■ **Work request**
Could you copy out all of the entries exactly?

■ **Supplied data**
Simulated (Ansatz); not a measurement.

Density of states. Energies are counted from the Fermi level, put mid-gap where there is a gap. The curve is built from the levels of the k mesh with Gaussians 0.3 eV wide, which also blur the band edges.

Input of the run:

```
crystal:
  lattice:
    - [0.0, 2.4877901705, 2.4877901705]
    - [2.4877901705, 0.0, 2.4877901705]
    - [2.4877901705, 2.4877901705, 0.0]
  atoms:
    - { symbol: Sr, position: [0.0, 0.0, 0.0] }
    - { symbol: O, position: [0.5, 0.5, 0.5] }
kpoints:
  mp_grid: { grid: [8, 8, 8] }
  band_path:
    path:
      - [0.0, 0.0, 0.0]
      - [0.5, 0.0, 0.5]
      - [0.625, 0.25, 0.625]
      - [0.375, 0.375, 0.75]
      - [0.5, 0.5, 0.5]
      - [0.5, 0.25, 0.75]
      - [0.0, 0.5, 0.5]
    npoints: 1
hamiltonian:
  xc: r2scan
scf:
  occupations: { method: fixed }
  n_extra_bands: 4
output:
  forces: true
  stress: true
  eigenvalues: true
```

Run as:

■ **Exercise response**
Simulated (Ansatz); not a measurement.

Density of states. Energies are counted from the Fermi level, put mid-gap where there is a gap. The curve is built from the levels of the k mesh with Gaussians 0.3 eV wide, which also blur the band edges.

Input of the run:

```
crystal:
  lattice:
    - [0.0, 2.4877901705, 2.4877901705]
    - [2.4877901705, 0.0, 2.4877901705]
    - [2.4877901705, 2.4877901705, 0.0]
  atoms:
    - { symbol: Sr, position: [0.0, 0.0, 0.0] }
    - { symbol: O, position: [0.5, 0.5, 0.5] }
kpoints:
  mp_grid: { grid: [8, 8, 8] }
  band_path:
    path:
      - [0.0, 0.0, 0.0]
      - [0.5, 0.0, 0.5]
      - [0.625, 0.25, 0.625]
      - [0.375, 0.375, 0.75]
      - [0.5, 0.5, 0.5]
      - [0.5, 0.25, 0.75]
      - [0.0, 0.5, 0.5]
    npoints: 1
hamiltonian:
  xc: r2scan
scf:
  occupations: { method: fixed }
  n_extra_bands: 4
output:
  forces: true
  stress: true
  eigenvalues: true
```

Run as:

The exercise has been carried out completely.